[Work request]:
Give again, word for word, every line below from the one that has "- Gap 1.412" through the one that has "This is a report", both included, and no others.

• • • •

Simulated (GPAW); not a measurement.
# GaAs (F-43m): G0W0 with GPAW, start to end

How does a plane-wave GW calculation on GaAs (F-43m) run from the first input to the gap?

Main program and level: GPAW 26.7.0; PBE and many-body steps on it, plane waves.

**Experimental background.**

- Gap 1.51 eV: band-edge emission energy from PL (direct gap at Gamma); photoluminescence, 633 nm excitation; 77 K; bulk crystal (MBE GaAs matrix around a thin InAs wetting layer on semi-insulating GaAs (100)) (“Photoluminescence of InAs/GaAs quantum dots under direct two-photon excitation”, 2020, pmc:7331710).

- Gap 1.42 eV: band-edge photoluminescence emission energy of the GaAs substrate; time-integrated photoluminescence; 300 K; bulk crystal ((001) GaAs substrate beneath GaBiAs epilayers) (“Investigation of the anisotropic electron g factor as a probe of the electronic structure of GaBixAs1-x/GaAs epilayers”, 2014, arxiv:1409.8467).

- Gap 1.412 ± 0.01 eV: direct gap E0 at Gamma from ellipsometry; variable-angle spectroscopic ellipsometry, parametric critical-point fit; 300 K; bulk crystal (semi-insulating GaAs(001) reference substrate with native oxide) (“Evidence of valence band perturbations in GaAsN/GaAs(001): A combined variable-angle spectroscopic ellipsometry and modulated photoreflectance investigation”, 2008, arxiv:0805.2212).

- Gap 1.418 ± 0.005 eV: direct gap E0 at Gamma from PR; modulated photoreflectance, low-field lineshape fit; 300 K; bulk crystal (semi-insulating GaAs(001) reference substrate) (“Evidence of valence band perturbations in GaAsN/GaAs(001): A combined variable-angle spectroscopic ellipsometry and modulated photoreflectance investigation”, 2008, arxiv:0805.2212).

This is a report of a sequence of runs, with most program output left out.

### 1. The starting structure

• • • •

[Exercise answer]:
- Gap 1.412 ± 0.01 eV: direct gap E0 at Gamma from ellipsometry; variable-angle spectroscopic ellipsometry, parametric critical-point fit; 300 K; bulk crystal (semi-insulating GaAs(001) reference substrate with native oxide) (“Evidence of valence band perturbations in GaAsN/GaAs(001): A combined variable-angle spectroscopic ellipsometry and modulated photoreflectance investigation”, 2008, arxiv:0805.2212).

- Gap 1.418 ± 0.005 eV: direct gap E0 at Gamma from PR; modulated photoreflectance, low-field lineshape fit; 300 K; bulk crystal (semi-insulating GaAs(001) reference substrate) (“Evidence of valence band perturbations in GaAsN/GaAs(001): A combined variable-angle spectroscopic ellipsometry and modulated photoreflectance investigation”, 2008, arxiv:0805.2212).

This is a report of a sequence of runs, with most program output left out.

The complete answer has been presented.